= Source material =
*** Block opens ***
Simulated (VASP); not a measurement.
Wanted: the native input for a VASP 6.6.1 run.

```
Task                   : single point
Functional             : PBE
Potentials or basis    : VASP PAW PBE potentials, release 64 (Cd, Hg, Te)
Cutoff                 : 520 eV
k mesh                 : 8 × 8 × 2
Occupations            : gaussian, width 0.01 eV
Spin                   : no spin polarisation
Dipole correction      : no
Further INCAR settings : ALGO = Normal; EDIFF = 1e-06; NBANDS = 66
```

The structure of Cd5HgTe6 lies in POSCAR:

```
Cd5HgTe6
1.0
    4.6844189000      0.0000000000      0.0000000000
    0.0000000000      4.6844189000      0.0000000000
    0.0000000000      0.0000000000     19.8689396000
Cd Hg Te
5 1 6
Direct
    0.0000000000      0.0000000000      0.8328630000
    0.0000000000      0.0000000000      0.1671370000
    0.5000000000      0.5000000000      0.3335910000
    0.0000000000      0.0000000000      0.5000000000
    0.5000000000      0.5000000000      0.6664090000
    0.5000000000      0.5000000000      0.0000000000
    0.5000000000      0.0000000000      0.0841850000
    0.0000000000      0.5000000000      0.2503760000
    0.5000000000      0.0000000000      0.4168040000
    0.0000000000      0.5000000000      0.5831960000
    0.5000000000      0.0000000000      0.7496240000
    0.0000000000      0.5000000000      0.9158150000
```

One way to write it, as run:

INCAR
*** Block closes ***

= Activity =
Print each record again. Nothing may be left out.

= Answer section =
Simulated (VASP); not a measurement.
Wanted: the native input for a VASP 6.6.1 run.

```
Task                   : single point
Functional             : PBE
Potentials or basis    : VASP PAW PBE potentials, release 64 (Cd, Hg, Te)
Cutoff                 : 520 eV
k mesh                 : 8 × 8 × 2
Occupations            : gaussian, width 0.01 eV
Spin                   : no spin polarisation
Dipole correction      : no
Further INCAR settings : ALGO = Normal; EDIFF = 1e-06; NBANDS = 66
```

The structure of Cd5HgTe6 lies in POSCAR:

```
Cd5HgTe6
1.0
    4.6844189000      0.0000000000      0.0000000000
    0.0000000000      4.6844189000      0.0000000000
    0.0000000000      0.0000000000     19.8689396000
Cd Hg Te
5 1 6
Direct
    0.0000000000      0.0000000000      0.8328630000
    0.0000000000      0.0000000000      0.1671370000
    0.5000000000      0.5000000000      0.3335910000
    0.0000000000      0.0000000000      0.5000000000
    0.5000000000      0.5000000000      0.6664090000
    0.5000000000      0.5000000000      0.0000000000
    0.5000000000      0.0000000000      0.0841850000
    0.0000000000      0.5000000000      0.2503760000
    0.5000000000      0.0000000000      0.4168040000
    0.0000000000      0.5000000000      0.5831960000
    0.5000000000      0.0000000000      0.7496240000
    0.0000000000      0.5000000000      0.9158150000
```

One way to write it, as run:

INCAR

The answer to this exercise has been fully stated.